Work item: In the listing below, write out exactly each line from the first through the one containing "λ = 1239.84/5.55 = 223 nm; ν = 44764 cm⁻¹.".

━━━━━ Extracted records ━━━━━
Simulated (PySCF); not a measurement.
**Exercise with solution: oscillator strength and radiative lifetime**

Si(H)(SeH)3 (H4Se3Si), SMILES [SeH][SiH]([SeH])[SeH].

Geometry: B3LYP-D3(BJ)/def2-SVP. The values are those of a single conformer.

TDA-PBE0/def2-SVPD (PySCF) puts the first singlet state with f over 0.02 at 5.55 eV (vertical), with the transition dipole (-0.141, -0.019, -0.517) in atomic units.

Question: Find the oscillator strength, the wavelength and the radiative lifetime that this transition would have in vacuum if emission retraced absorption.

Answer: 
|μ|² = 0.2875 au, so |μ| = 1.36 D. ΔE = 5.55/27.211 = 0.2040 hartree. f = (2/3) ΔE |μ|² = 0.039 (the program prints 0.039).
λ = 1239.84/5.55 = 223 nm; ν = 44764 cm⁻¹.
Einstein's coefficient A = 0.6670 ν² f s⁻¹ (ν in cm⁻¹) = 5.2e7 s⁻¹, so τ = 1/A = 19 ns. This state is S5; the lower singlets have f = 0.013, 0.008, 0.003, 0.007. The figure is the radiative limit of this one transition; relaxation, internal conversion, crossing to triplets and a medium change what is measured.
━━━━━

Problem solution:
Simulated (PySCF); not a measurement.
**Exercise with solution: oscillator strength and radiative lifetime**

Si(H)(SeH)3 (H4Se3Si), SMILES [SeH][SiH]([SeH])[SeH].

Geometry: B3LYP-D3(BJ)/def2-SVP. The values are those of a single conformer.

TDA-PBE0/def2-SVPD (PySCF) puts the first singlet state with f over 0.02 at 5.55 eV (vertical), with the transition dipole (-0.141, -0.019, -0.517) in atomic units.

Question: Find the oscillator strength, the wavelength and the radiative lifetime that this transition would have in vacuum if emission retraced absorption.

Answer: 
|μ|² = 0.2875 au, so |μ| = 1.36 D. ΔE = 5.55/27.211 = 0.2040 hartree. f = (2/3) ΔE |μ|² = 0.039 (the program prints 0.039).
λ = 1239.84/5.55 = 223 nm; ν = 44764 cm⁻¹.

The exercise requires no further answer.